ASSIGNMENT
Copy out the lines of the records below, and only those lines, from the one with "The cell is" through the one with "Spin–orbit coupling is", exactly as they appear.

-- Opening Marker --

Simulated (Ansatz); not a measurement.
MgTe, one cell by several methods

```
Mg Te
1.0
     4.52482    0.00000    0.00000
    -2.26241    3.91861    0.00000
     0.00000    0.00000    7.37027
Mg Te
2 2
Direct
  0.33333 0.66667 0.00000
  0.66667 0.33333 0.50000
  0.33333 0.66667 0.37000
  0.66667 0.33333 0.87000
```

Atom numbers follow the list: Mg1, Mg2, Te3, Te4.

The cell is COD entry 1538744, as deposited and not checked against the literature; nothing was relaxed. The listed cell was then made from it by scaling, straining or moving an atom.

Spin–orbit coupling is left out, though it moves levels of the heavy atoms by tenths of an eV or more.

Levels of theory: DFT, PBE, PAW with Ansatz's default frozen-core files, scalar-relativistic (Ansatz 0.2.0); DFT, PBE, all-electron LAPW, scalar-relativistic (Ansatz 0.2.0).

-- Closing Marker --

SOLUTION
The cell is COD entry 1538744, as deposited and not checked against the literature; nothing was relaxed. The listed cell was then made from it by scaling, straining or moving an atom.

Spin–orbit coupling is left out, though it moves levels of the heavy atoms by tenths of an eV or more.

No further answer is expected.